### Work order
All lines from the opening of the entries below through the line containing "The structure as" must be output exactly as they appear, with no other lines.

### Record excerpts
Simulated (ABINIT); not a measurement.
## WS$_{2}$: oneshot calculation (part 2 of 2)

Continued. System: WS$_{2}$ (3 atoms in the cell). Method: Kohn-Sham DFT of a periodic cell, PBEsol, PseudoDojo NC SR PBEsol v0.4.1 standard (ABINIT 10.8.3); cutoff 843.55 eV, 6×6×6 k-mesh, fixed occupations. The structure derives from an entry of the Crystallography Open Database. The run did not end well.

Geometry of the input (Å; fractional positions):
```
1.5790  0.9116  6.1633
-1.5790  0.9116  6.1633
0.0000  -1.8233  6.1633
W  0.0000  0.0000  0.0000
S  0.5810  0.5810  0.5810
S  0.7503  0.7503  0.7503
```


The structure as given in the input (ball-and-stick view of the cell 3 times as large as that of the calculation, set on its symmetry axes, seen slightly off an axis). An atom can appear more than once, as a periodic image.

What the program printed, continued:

### Your solution
Simulated (ABINIT); not a measurement.
## WS$_{2}$: oneshot calculation (part 2 of 2)

Continued. System: WS$_{2}$ (3 atoms in the cell). Method: Kohn-Sham DFT of a periodic cell, PBEsol, PseudoDojo NC SR PBEsol v0.4.1 standard (ABINIT 10.8.3); cutoff 843.55 eV, 6×6×6 k-mesh, fixed occupations. The structure derives from an entry of the Crystallography Open Database. The run did not end well.

Geometry of the input (Å; fractional positions):
```
1.5790  0.9116  6.1633
-1.5790  0.9116  6.1633
0.0000  -1.8233  6.1633
W  0.0000  0.0000  0.0000
S  0.5810  0.5810  0.5810
S  0.7503  0.7503  0.7503
```


The structure as given in the input (ball-and-stick view of the cell 3 times as large as that of the calculation, set on its symmetry axes, seen slightly off an axis). An atom can appear more than once, as a periodic image.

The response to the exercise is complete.